#### Material provided:
========================
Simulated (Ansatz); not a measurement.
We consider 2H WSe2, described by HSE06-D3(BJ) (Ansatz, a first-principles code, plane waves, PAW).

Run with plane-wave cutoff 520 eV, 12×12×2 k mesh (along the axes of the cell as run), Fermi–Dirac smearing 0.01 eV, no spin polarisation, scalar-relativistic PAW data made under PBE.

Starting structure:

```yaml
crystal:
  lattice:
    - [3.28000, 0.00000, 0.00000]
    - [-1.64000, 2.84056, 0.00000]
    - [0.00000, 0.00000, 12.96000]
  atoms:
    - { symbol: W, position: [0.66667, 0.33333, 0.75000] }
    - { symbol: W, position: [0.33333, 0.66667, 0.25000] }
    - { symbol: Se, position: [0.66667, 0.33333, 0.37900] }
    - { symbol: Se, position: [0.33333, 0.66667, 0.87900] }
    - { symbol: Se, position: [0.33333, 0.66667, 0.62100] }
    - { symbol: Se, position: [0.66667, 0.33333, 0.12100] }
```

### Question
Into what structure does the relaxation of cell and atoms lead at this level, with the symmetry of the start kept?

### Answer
========================

#### Work instruction:
Only an exact copy of the listing above, from its first line up to and including the line with "Into what structure", counts as the answer.

#### Problem solution:
Simulated (Ansatz); not a measurement.
We consider 2H WSe2, described by HSE06-D3(BJ) (Ansatz, a first-principles code, plane waves, PAW).

Run with plane-wave cutoff 520 eV, 12×12×2 k mesh (along the axes of the cell as run), Fermi–Dirac smearing 0.01 eV, no spin polarisation, scalar-relativistic PAW data made under PBE.

Starting structure:

```yaml
crystal:
  lattice:
    - [3.28000, 0.00000, 0.00000]
    - [-1.64000, 2.84056, 0.00000]
    - [0.00000, 0.00000, 12.96000]
  atoms:
    - { symbol: W, position: [0.66667, 0.33333, 0.75000] }
    - { symbol: W, position: [0.33333, 0.66667, 0.25000] }
    - { symbol: Se, position: [0.66667, 0.33333, 0.37900] }
    - { symbol: Se, position: [0.33333, 0.66667, 0.87900] }
    - { symbol: Se, position: [0.33333, 0.66667, 0.62100] }
    - { symbol: Se, position: [0.66667, 0.33333, 0.12100] }
```

### Question
Into what structure does the relaxation of cell and atoms lead at this level, with the symmetry of the start kept?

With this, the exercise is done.